*Requirement*
Each record in the listing below is to be duplicated exactly.

*Record set*
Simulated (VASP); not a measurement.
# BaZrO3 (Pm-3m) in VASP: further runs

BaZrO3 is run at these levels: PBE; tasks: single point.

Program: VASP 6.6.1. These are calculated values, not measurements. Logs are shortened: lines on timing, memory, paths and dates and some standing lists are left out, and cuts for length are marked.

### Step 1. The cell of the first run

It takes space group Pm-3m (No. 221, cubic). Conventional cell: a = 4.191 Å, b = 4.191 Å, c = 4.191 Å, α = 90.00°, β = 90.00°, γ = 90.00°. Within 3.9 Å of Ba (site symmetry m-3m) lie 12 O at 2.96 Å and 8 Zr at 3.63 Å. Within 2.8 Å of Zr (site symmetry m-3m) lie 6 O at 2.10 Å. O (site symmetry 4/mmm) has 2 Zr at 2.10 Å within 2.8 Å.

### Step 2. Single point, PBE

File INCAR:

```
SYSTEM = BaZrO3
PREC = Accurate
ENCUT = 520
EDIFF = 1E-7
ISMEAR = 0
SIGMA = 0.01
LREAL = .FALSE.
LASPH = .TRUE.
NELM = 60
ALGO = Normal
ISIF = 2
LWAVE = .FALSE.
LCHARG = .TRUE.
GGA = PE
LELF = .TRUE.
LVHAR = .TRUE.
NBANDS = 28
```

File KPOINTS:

*Written response*
Simulated (VASP); not a measurement.
# BaZrO3 (Pm-3m) in VASP: further runs

BaZrO3 is run at these levels: PBE; tasks: single point.

Program: VASP 6.6.1. These are calculated values, not measurements. Logs are shortened: lines on timing, memory, paths and dates and some standing lists are left out, and cuts for length are marked.

### Step 1. The cell of the first run

It takes space group Pm-3m (No. 221, cubic). Conventional cell: a = 4.191 Å, b = 4.191 Å, c = 4.191 Å, α = 90.00°, β = 90.00°, γ = 90.00°. Within 3.9 Å of Ba (site symmetry m-3m) lie 12 O at 2.96 Å and 8 Zr at 3.63 Å. Within 2.8 Å of Zr (site symmetry m-3m) lie 6 O at 2.10 Å. O (site symmetry 4/mmm) has 2 Zr at 2.10 Å within 2.8 Å.

### Step 2. Single point, PBE

File INCAR:

```
SYSTEM = BaZrO3
PREC = Accurate
ENCUT = 520
EDIFF = 1E-7
ISMEAR = 0
SIGMA = 0.01
LREAL = .FALSE.
LASPH = .TRUE.
NELM = 60
ALGO = Normal
ISIF = 2
LWAVE = .FALSE.
LCHARG = .TRUE.
GGA = PE
LELF = .TRUE.
LVHAR = .TRUE.
NBANDS = 28
```

File KPOINTS:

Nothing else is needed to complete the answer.